BEGIN
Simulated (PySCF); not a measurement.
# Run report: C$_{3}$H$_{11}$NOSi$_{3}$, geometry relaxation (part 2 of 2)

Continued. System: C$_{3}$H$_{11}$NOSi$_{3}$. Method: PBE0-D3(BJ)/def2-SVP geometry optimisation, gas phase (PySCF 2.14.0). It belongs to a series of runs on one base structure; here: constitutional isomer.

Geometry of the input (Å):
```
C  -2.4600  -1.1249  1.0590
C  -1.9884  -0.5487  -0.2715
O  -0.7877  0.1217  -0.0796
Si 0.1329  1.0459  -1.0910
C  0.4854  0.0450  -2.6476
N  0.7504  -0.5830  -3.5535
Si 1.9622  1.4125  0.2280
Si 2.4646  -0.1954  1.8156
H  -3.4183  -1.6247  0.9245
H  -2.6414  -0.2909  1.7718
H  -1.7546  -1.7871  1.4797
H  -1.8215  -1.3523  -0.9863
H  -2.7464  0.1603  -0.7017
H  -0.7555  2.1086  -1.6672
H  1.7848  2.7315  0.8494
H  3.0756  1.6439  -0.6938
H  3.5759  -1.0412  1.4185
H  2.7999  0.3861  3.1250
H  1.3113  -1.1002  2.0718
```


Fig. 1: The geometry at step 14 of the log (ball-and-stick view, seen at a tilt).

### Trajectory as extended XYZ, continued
END

**ACTIVITY**. In the data above, retype exactly and only the lines between the one holding "(part 2 of 2)" and the one holding "Fig. 1: The", inclusive.

**YOUR RESPONSE**.
# Run report: C$_{3}$H$_{11}$NOSi$_{3}$, geometry relaxation (part 2 of 2)

Continued. System: C$_{3}$H$_{11}$NOSi$_{3}$. Method: PBE0-D3(BJ)/def2-SVP geometry optimisation, gas phase (PySCF 2.14.0). It belongs to a series of runs on one base structure; here: constitutional isomer.

Geometry of the input (Å):
```
C  -2.4600  -1.1249  1.0590
C  -1.9884  -0.5487  -0.2715
O  -0.7877  0.1217  -0.0796
Si 0.1329  1.0459  -1.0910
C  0.4854  0.0450  -2.6476
N  0.7504  -0.5830  -3.5535
Si 1.9622  1.4125  0.2280
Si 2.4646  -0.1954  1.8156
H  -3.4183  -1.6247  0.9245
H  -2.6414  -0.2909  1.7718
H  -1.7546  -1.7871  1.4797
H  -1.8215  -1.3523  -0.9863
H  -2.7464  0.1603  -0.7017
H  -0.7555  2.1086  -1.6672
H  1.7848  2.7315  0.8494
H  3.0756  1.6439  -0.6938
H  3.5759  -1.0412  1.4185
H  2.7999  0.3861  3.1250
H  1.3113  -1.1002  2.0718
```


Fig. 1: The geometry at step 14 of the log (ball-and-stick view, seen at a tilt).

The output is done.